== Brief ==
Each record should be returned exactly as it is written.

== Excerpted data ==
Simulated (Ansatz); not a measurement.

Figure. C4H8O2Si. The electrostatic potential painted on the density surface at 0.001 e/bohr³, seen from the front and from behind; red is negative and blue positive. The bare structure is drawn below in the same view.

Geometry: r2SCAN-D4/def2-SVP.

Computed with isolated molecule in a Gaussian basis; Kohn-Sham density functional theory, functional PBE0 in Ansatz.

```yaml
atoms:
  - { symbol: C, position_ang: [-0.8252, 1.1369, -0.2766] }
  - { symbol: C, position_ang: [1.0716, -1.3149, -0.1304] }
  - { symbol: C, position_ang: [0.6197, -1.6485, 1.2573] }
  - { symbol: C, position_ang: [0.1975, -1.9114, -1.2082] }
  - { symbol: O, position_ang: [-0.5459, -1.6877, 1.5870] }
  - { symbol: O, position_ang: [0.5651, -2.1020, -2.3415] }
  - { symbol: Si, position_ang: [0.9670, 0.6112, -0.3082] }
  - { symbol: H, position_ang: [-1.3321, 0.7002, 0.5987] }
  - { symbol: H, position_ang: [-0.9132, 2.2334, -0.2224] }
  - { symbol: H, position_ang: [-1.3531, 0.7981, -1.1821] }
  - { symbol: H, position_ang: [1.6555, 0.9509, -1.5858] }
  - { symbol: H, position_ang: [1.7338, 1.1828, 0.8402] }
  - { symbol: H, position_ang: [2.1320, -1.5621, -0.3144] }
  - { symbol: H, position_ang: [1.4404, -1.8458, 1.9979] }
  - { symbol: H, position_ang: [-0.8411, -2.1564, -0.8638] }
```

== Exercise response ==
Simulated (Ansatz); not a measurement.

Figure. C4H8O2Si. The electrostatic potential painted on the density surface at 0.001 e/bohr³, seen from the front and from behind; red is negative and blue positive. The bare structure is drawn below in the same view.

Geometry: r2SCAN-D4/def2-SVP.

Computed with isolated molecule in a Gaussian basis; Kohn-Sham density functional theory, functional PBE0 in Ansatz.

```yaml
atoms:
  - { symbol: C, position_ang: [-0.8252, 1.1369, -0.2766] }
  - { symbol: C, position_ang: [1.0716, -1.3149, -0.1304] }
  - { symbol: C, position_ang: [0.6197, -1.6485, 1.2573] }
  - { symbol: C, position_ang: [0.1975, -1.9114, -1.2082] }
  - { symbol: O, position_ang: [-0.5459, -1.6877, 1.5870] }
  - { symbol: O, position_ang: [0.5651, -2.1020, -2.3415] }
  - { symbol: Si, position_ang: [0.9670, 0.6112, -0.3082] }
  - { symbol: H, position_ang: [-1.3321, 0.7002, 0.5987] }
  - { symbol: H, position_ang: [-0.9132, 2.2334, -0.2224] }
  - { symbol: H, position_ang: [-1.3531, 0.7981, -1.1821] }
  - { symbol: H, position_ang: [1.6555, 0.9509, -1.5858] }
  - { symbol: H, position_ang: [1.7338, 1.1828, 0.8402] }
  - { symbol: H, position_ang: [2.1320, -1.5621, -0.3144] }
  - { symbol: H, position_ang: [1.4404, -1.8458, 1.9979] }
  - { symbol: H, position_ang: [-0.8411, -2.1564, -0.8638] }
```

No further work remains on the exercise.